## WORK REQUEST
Line by line, copy the listing below exactly.

⟨

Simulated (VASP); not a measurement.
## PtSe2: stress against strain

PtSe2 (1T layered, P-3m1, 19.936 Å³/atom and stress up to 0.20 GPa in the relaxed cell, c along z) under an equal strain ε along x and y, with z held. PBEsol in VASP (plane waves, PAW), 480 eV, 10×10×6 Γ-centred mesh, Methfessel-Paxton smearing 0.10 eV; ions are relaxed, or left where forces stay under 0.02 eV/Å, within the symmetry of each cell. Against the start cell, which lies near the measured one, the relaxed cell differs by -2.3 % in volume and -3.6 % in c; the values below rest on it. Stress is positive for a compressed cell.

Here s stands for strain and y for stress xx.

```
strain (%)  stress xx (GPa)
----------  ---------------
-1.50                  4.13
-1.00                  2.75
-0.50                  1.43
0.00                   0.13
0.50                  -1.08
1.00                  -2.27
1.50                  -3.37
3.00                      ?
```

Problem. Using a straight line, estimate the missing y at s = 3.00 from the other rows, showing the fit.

⟩

## EXERCISE SOLUTION
Simulated (VASP); not a measurement.
## PtSe2: stress against strain

PtSe2 (1T layered, P-3m1, 19.936 Å³/atom and stress up to 0.20 GPa in the relaxed cell, c along z) under an equal strain ε along x and y, with z held. PBEsol in VASP (plane waves, PAW), 480 eV, 10×10×6 Γ-centred mesh, Methfessel-Paxton smearing 0.10 eV; ions are relaxed, or left where forces stay under 0.02 eV/Å, within the symmetry of each cell. Against the start cell, which lies near the measured one, the relaxed cell differs by -2.3 % in volume and -3.6 % in c; the values below rest on it. Stress is positive for a compressed cell.

Here s stands for strain and y for stress xx.

```
strain (%)  stress xx (GPa)
----------  ---------------
-1.50                  4.13
-1.00                  2.75
-0.50                  1.43
0.00                   0.13
0.50                  -1.08
1.00                  -2.27
1.50                  -3.37
3.00                      ?
```

Problem. Using a straight line, estimate the missing y at s = 3.00 from the other rows, showing the fit.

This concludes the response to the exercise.